§ §

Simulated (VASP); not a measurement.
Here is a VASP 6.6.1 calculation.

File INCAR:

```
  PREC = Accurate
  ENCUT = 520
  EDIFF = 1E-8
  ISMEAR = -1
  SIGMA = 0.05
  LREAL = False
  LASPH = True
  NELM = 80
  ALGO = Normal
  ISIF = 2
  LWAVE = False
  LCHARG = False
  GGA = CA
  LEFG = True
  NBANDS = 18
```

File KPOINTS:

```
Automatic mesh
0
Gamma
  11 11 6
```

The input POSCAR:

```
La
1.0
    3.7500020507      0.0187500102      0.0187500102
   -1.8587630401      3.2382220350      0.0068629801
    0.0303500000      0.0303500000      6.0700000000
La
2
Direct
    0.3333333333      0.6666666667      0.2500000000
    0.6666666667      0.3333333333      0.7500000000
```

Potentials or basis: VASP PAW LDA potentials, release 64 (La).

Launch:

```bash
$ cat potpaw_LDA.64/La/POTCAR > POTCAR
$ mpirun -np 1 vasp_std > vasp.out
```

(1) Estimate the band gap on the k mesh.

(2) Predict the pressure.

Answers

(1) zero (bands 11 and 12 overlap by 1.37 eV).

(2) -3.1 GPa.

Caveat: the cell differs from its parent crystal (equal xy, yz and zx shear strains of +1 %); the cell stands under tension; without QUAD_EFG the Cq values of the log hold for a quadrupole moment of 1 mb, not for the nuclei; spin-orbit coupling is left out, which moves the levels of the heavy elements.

§ §

Please reproduce each entry above exactly as it reads.

## ANSWER AREA:
Simulated (VASP); not a measurement.
Here is a VASP 6.6.1 calculation.

File INCAR:

```
  PREC = Accurate
  ENCUT = 520
  EDIFF = 1E-8
  ISMEAR = -1
  SIGMA = 0.05
  LREAL = False
  LASPH = True
  NELM = 80
  ALGO = Normal
  ISIF = 2
  LWAVE = False
  LCHARG = False
  GGA = CA
  LEFG = True
  NBANDS = 18
```

File KPOINTS:

```
Automatic mesh
0
Gamma
  11 11 6
```

The input POSCAR:

```
La
1.0
    3.7500020507      0.0187500102      0.0187500102
   -1.8587630401      3.2382220350      0.0068629801
    0.0303500000      0.0303500000      6.0700000000
La
2
Direct
    0.3333333333      0.6666666667      0.2500000000
    0.6666666667      0.3333333333      0.7500000000
```

Potentials or basis: VASP PAW LDA potentials, release 64 (La).

Launch:

```bash
$ cat potpaw_LDA.64/La/POTCAR > POTCAR
$ mpirun -np 1 vasp_std > vasp.out
```

(1) Estimate the band gap on the k mesh.

(2) Predict the pressure.

Answers

(1) zero (bands 11 and 12 overlap by 1.37 eV).

(2) -3.1 GPa.

Caveat: the cell differs from its parent crystal (equal xy, yz and zx shear strains of +1 %); the cell stands under tension; without QUAD_EFG the Cq values of the log hold for a quadrupole moment of 1 mb, not for the nuclei; spin-orbit coupling is left out, which moves the levels of the heavy elements.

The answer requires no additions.